★ ★ ★ ★ ★ ★ ★

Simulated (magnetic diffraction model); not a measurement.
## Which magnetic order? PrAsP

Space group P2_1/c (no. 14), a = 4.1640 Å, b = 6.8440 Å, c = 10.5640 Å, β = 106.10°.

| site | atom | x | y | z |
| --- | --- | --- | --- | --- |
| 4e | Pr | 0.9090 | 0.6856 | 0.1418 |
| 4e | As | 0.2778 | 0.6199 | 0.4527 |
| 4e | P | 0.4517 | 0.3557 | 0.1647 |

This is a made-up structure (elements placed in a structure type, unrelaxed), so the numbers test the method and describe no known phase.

★ ★ ★ ★ ★ ★ ★

## Action item
Return the entries exactly through the "0.3557 | 0.1647 |" line.

## Answer space
Simulated (magnetic diffraction model); not a measurement.
## Which magnetic order? PrAsP

Space group P2_1/c (no. 14), a = 4.1640 Å, b = 6.8440 Å, c = 10.5640 Å, β = 106.10°.

| site | atom | x | y | z |
| --- | --- | --- | --- | --- |
| 4e | Pr | 0.9090 | 0.6856 | 0.1418 |
| 4e | As | 0.2778 | 0.6199 | 0.4527 |
| 4e | P | 0.4517 | 0.3557 | 0.1647 |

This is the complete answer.